# DATASET EXTRACT
Start of Block

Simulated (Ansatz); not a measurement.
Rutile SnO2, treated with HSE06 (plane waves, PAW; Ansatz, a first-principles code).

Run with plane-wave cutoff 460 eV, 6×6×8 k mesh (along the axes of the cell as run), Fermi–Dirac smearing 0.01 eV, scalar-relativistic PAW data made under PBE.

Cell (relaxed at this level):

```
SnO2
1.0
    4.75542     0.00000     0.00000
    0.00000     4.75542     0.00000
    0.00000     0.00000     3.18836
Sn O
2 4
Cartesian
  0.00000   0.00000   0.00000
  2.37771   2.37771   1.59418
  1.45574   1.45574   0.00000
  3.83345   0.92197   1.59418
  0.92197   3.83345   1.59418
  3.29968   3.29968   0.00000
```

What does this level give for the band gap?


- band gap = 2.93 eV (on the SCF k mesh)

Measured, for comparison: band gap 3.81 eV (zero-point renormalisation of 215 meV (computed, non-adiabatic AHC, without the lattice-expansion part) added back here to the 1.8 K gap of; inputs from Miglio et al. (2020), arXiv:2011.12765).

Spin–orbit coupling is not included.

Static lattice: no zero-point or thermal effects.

End of Block

# BRIEF
All lines in the listing above from the line containing "Cell (relaxed at" to the line containing "Spin–orbit coupling is not included.", inclusive, should be retyped exactly; no other lines should appear.

# EXERCISE SOLUTION
Cell (relaxed at this level):

```
SnO2
1.0
    4.75542     0.00000     0.00000
    0.00000     4.75542     0.00000
    0.00000     0.00000     3.18836
Sn O
2 4
Cartesian
  0.00000   0.00000   0.00000
  2.37771   2.37771   1.59418
  1.45574   1.45574   0.00000
  3.83345   0.92197   1.59418
  0.92197   3.83345   1.59418
  3.29968   3.29968   0.00000
```

What does this level give for the band gap?


- band gap = 2.93 eV (on the SCF k mesh)

Measured, for comparison: band gap 3.81 eV (zero-point renormalisation of 215 meV (computed, non-adiabatic AHC, without the lattice-expansion part) added back here to the 1.8 K gap of; inputs from Miglio et al. (2020), arXiv:2011.12765).

Spin–orbit coupling is not included.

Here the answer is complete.